Task item ▸ Give back exactly the lines of the entries below from the line with "Change from the" to the line with "The functional is", inclusive, and only those.

====== Records shown

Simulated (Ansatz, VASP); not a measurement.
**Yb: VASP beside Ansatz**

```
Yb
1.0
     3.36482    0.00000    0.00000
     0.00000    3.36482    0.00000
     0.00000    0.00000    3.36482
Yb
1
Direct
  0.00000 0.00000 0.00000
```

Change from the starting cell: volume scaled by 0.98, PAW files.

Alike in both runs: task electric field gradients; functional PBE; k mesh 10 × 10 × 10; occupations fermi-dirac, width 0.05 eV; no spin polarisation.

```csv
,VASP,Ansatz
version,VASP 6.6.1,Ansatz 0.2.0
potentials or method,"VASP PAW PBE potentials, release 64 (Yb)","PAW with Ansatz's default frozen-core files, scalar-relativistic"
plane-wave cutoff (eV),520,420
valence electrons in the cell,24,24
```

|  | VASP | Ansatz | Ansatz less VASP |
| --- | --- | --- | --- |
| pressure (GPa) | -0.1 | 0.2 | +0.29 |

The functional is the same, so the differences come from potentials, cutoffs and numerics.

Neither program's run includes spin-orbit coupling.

============

Task response ▸
Change from the starting cell: volume scaled by 0.98, PAW files.

Alike in both runs: task electric field gradients; functional PBE; k mesh 10 × 10 × 10; occupations fermi-dirac, width 0.05 eV; no spin polarisation.

```csv
,VASP,Ansatz
version,VASP 6.6.1,Ansatz 0.2.0
potentials or method,"VASP PAW PBE potentials, release 64 (Yb)","PAW with Ansatz's default frozen-core files, scalar-relativistic"
plane-wave cutoff (eV),520,420
valence electrons in the cell,24,24
```

|  | VASP | Ansatz | Ansatz less VASP |
| --- | --- | --- | --- |
| pressure (GPa) | -0.1 | 0.2 | +0.29 |

The functional is the same, so the differences come from potentials, cutoffs and numerics.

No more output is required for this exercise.